Recorded data:
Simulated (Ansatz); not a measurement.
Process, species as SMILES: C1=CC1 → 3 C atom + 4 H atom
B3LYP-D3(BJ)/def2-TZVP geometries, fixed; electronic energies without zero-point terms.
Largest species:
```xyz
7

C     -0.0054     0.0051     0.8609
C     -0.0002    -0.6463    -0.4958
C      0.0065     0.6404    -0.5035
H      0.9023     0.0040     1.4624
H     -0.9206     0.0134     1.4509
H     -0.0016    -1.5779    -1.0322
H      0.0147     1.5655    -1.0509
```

Required action:
All entries above are to be copied exactly, with none left out.

Response box:
Simulated (Ansatz); not a measurement.
Process, species as SMILES: C1=CC1 → 3 C atom + 4 H atom
B3LYP-D3(BJ)/def2-TZVP geometries, fixed; electronic energies without zero-point terms.
Largest species:
```xyz
7

C     -0.0054     0.0051     0.8609
C     -0.0002    -0.6463    -0.4958
C      0.0065     0.6404    -0.5035
H      0.9023     0.0040     1.4624
H     -0.9206     0.0134     1.4509
H     -0.0016    -1.5779    -1.0322
H      0.0147     1.5655    -1.0509
```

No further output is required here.